- Supplied data -

━━━

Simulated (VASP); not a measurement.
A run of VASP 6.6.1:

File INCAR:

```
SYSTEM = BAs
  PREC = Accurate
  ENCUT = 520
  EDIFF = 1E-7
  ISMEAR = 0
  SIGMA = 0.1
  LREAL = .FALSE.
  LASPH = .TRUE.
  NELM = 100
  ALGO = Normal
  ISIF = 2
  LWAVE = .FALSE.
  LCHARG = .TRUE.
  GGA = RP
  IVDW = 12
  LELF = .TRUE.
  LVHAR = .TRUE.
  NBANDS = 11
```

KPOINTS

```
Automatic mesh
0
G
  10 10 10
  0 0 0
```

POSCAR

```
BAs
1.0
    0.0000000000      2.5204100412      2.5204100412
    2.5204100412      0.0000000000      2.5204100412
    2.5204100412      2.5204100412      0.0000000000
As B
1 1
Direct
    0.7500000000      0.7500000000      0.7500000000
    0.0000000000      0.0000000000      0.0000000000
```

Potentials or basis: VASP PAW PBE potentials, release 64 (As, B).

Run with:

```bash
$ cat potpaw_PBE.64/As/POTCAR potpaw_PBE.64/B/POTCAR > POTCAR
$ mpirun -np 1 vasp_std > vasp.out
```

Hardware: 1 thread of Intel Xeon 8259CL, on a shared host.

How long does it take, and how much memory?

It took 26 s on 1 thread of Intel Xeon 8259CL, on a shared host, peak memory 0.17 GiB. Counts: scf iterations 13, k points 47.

━━━

- Work instruction -
All that is needed is the exact run of lines above from the line containing "A run of VASP" through the line containing "How long does it take, and how much memory?", both of them included.

- Worked solution -
A run of VASP 6.6.1:

File INCAR:

```
SYSTEM = BAs
  PREC = Accurate
  ENCUT = 520
  EDIFF = 1E-7
  ISMEAR = 0
  SIGMA = 0.1
  LREAL = .FALSE.
  LASPH = .TRUE.
  NELM = 100
  ALGO = Normal
  ISIF = 2
  LWAVE = .FALSE.
  LCHARG = .TRUE.
  GGA = RP
  IVDW = 12
  LELF = .TRUE.
  LVHAR = .TRUE.
  NBANDS = 11
```

KPOINTS

```
Automatic mesh
0
G
  10 10 10
  0 0 0
```

POSCAR

```
BAs
1.0
    0.0000000000      2.5204100412      2.5204100412
    2.5204100412      0.0000000000      2.5204100412
    2.5204100412      2.5204100412      0.0000000000
As B
1 1
Direct
    0.7500000000      0.7500000000      0.7500000000
    0.0000000000      0.0000000000      0.0000000000
```

Potentials or basis: VASP PAW PBE potentials, release 64 (As, B).

Run with:

```bash
$ cat potpaw_PBE.64/As/POTCAR potpaw_PBE.64/B/POTCAR > POTCAR
$ mpirun -np 1 vasp_std > vasp.out
```

Hardware: 1 thread of Intel Xeon 8259CL, on a shared host.

How long does it take, and how much memory?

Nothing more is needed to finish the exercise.